→ **Available data**:
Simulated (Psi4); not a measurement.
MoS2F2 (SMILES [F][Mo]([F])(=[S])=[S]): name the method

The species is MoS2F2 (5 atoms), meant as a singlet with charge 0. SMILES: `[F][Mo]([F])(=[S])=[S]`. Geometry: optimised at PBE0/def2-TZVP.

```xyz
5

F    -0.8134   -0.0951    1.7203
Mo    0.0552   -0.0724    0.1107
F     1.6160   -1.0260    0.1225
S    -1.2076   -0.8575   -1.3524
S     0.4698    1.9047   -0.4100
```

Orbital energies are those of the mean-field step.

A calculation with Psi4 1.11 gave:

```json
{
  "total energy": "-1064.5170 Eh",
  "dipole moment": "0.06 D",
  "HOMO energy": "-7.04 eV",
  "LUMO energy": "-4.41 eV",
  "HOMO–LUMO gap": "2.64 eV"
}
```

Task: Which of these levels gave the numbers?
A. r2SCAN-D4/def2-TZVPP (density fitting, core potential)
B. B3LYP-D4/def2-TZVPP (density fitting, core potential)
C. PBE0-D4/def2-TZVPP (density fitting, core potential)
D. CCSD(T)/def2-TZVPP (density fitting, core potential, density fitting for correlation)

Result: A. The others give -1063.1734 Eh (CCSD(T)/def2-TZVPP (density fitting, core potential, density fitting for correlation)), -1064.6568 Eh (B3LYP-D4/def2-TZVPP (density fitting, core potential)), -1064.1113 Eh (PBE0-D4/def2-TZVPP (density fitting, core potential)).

→ **Brief**: Exactly those lines that run from the start of the listing to the line containing "D. CCSD(T)/def2-TZVPP (density" should be output, and no others.

→ **Solution**:
Simulated (Psi4); not a measurement.
MoS2F2 (SMILES [F][Mo]([F])(=[S])=[S]): name the method

The species is MoS2F2 (5 atoms), meant as a singlet with charge 0. SMILES: `[F][Mo]([F])(=[S])=[S]`. Geometry: optimised at PBE0/def2-TZVP.

```xyz
5

F    -0.8134   -0.0951    1.7203
Mo    0.0552   -0.0724    0.1107
F     1.6160   -1.0260    0.1225
S    -1.2076   -0.8575   -1.3524
S     0.4698    1.9047   -0.4100
```

Orbital energies are those of the mean-field step.

A calculation with Psi4 1.11 gave:

```json
{
  "total energy": "-1064.5170 Eh",
  "dipole moment": "0.06 D",
  "HOMO energy": "-7.04 eV",
  "LUMO energy": "-4.41 eV",
  "HOMO–LUMO gap": "2.64 eV"
}
```

Task: Which of these levels gave the numbers?
A. r2SCAN-D4/def2-TZVPP (density fitting, core potential)
B. B3LYP-D4/def2-TZVPP (density fitting, core potential)
C. PBE0-D4/def2-TZVPP (density fitting, core potential)
D. CCSD(T)/def2-TZVPP (density fitting, core potential, density fitting for correlation)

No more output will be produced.